-- Given entries follows --

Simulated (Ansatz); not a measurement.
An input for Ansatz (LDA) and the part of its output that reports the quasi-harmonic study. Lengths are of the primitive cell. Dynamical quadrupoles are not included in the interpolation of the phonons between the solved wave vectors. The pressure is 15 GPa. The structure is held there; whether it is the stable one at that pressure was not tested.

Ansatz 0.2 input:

-- Given entries concluded --

Action item: Repeat the listing. Keep every character the same.

Reply:
Simulated (Ansatz); not a measurement.
An input for Ansatz (LDA) and the part of its output that reports the quasi-harmonic study. Lengths are of the primitive cell. Dynamical quadrupoles are not included in the interpolation of the phonons between the solved wave vectors. The pressure is 15 GPa. The structure is held there; whether it is the stable one at that pressure was not tested.

Ansatz 0.2 input:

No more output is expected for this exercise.